Scan the records below for the line with "The listed Si" and the line with "Problem. What is". Repeat those two lines and every line between them exactly, and nothing else.

Given data =>
┄┄┄┄┄┄┄┄┄┄

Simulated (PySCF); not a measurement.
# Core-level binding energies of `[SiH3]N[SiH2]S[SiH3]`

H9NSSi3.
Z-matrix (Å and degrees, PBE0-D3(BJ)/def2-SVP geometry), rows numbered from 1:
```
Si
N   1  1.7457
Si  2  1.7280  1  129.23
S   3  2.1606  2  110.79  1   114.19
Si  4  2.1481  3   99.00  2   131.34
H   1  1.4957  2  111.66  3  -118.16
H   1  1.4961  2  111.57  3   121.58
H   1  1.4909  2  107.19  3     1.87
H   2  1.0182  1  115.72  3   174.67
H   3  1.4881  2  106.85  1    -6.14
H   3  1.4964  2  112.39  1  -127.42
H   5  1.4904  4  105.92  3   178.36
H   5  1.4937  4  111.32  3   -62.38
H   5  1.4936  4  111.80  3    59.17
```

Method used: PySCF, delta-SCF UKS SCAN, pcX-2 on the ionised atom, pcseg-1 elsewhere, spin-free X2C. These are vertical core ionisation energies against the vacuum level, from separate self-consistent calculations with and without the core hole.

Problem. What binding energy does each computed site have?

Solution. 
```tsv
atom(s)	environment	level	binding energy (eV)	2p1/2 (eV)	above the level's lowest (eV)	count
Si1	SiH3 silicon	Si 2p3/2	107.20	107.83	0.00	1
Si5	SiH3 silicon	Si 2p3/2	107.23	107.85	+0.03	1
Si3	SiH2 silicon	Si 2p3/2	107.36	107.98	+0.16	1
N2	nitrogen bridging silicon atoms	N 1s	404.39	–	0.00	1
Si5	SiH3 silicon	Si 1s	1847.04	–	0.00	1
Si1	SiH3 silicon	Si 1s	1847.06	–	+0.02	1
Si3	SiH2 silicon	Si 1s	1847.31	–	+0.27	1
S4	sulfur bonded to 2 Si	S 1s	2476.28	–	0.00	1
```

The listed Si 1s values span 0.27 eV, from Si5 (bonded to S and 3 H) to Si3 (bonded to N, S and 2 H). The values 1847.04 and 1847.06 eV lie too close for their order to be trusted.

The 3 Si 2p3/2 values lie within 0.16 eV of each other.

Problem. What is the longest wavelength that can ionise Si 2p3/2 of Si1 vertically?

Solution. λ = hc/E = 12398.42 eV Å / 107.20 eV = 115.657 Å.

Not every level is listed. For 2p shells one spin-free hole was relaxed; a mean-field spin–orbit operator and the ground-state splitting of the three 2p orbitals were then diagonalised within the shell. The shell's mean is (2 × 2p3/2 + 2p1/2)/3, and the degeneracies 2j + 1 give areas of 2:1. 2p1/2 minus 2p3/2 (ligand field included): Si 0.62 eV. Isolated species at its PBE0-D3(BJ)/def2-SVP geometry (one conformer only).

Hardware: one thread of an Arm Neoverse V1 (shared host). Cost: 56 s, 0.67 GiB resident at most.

┄┄┄┄┄┄┄┄┄┄

Answer section =>
The listed Si 1s values span 0.27 eV, from Si5 (bonded to S and 3 H) to Si3 (bonded to N, S and 2 H). The values 1847.04 and 1847.06 eV lie too close for their order to be trusted.

The 3 Si 2p3/2 values lie within 0.16 eV of each other.

Problem. What is the longest wavelength that can ionise Si 2p3/2 of Si1 vertically?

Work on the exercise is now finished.